[Action item]: The records under this task must be duplicated exactly.

[Supplied data]:
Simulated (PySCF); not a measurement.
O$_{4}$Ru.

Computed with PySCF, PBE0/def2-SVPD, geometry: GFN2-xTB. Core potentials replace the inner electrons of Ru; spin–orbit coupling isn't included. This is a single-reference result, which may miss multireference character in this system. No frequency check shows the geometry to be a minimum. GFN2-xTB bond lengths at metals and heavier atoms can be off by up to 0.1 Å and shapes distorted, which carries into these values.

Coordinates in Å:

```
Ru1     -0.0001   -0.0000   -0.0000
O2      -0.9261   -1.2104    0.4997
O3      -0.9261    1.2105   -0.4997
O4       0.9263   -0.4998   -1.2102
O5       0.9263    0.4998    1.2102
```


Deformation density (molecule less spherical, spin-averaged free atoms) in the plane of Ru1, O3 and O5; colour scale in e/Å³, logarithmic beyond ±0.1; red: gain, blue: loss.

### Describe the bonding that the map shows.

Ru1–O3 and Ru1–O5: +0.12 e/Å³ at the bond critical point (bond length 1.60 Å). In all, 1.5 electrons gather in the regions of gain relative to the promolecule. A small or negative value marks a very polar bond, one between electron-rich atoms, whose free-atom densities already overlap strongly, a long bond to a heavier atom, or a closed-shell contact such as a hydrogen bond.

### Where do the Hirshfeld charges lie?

[Task answer]:
Simulated (PySCF); not a measurement.
O$_{4}$Ru.

Computed with PySCF, PBE0/def2-SVPD, geometry: GFN2-xTB. Core potentials replace the inner electrons of Ru; spin–orbit coupling isn't included. This is a single-reference result, which may miss multireference character in this system. No frequency check shows the geometry to be a minimum. GFN2-xTB bond lengths at metals and heavier atoms can be off by up to 0.1 Å and shapes distorted, which carries into these values.

Coordinates in Å:

```
Ru1     -0.0001   -0.0000   -0.0000
O2      -0.9261   -1.2104    0.4997
O3      -0.9261    1.2105   -0.4997
O4       0.9263   -0.4998   -1.2102
O5       0.9263    0.4998    1.2102
```


Deformation density (molecule less spherical, spin-averaged free atoms) in the plane of Ru1, O3 and O5; colour scale in e/Å³, logarithmic beyond ±0.1; red: gain, blue: loss.

### Describe the bonding that the map shows.

Ru1–O3 and Ru1–O5: +0.12 e/Å³ at the bond critical point (bond length 1.60 Å). In all, 1.5 electrons gather in the regions of gain relative to the promolecule. A small or negative value marks a very polar bond, one between electron-rich atoms, whose free-atom densities already overlap strongly, a long bond to a heavier atom, or a closed-shell contact such as a hydrogen bond.

### Where do the Hirshfeld charges lie?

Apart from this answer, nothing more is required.